(ENTRIES SHOWN Opens)

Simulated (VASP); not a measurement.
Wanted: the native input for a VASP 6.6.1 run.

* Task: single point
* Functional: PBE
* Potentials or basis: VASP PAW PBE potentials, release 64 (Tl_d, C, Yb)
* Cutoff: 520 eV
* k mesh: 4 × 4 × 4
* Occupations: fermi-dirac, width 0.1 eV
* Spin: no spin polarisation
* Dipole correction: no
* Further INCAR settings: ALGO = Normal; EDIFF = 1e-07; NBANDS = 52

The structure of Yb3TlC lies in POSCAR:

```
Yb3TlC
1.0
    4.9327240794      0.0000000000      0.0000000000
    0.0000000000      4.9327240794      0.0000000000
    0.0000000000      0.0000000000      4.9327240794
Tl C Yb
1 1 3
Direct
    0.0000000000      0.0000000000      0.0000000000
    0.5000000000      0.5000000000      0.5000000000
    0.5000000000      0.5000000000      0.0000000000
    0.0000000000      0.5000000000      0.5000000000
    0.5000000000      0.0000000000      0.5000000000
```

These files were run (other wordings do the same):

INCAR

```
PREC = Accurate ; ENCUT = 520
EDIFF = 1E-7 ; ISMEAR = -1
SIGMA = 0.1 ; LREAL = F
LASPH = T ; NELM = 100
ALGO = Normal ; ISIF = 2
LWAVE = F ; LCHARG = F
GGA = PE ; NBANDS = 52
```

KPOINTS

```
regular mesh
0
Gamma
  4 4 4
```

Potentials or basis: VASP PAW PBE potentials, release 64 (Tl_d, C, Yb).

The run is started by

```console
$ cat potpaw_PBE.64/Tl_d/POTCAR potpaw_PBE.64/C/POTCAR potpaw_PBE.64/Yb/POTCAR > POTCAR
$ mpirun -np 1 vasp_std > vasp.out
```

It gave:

(ENTRIES SHOWN Closes)

= REQUIRED ACTION =
Exactly as they appear above, set down all of the records once more.

= ANSWER BOX =
Simulated (VASP); not a measurement.
Wanted: the native input for a VASP 6.6.1 run.

* Task: single point
* Functional: PBE
* Potentials or basis: VASP PAW PBE potentials, release 64 (Tl_d, C, Yb)
* Cutoff: 520 eV
* k mesh: 4 × 4 × 4
* Occupations: fermi-dirac, width 0.1 eV
* Spin: no spin polarisation
* Dipole correction: no
* Further INCAR settings: ALGO = Normal; EDIFF = 1e-07; NBANDS = 52

The structure of Yb3TlC lies in POSCAR:

```
Yb3TlC
1.0
    4.9327240794      0.0000000000      0.0000000000
    0.0000000000      4.9327240794      0.0000000000
    0.0000000000      0.0000000000      4.9327240794
Tl C Yb
1 1 3
Direct
    0.0000000000      0.0000000000      0.0000000000
    0.5000000000      0.5000000000      0.5000000000
    0.5000000000      0.5000000000      0.0000000000
    0.0000000000      0.5000000000      0.5000000000
    0.5000000000      0.0000000000      0.5000000000
```

These files were run (other wordings do the same):

INCAR

```
PREC = Accurate ; ENCUT = 520
EDIFF = 1E-7 ; ISMEAR = -1
SIGMA = 0.1 ; LREAL = F
LASPH = T ; NELM = 100
ALGO = Normal ; ISIF = 2
LWAVE = F ; LCHARG = F
GGA = PE ; NBANDS = 52
```

KPOINTS

```
regular mesh
0
Gamma
  4 4 4
```

Potentials or basis: VASP PAW PBE potentials, release 64 (Tl_d, C, Yb).

The run is started by

```console
$ cat potpaw_PBE.64/Tl_d/POTCAR potpaw_PBE.64/C/POTCAR potpaw_PBE.64/Yb/POTCAR > POTCAR
$ mpirun -np 1 vasp_std > vasp.out
```

It gave:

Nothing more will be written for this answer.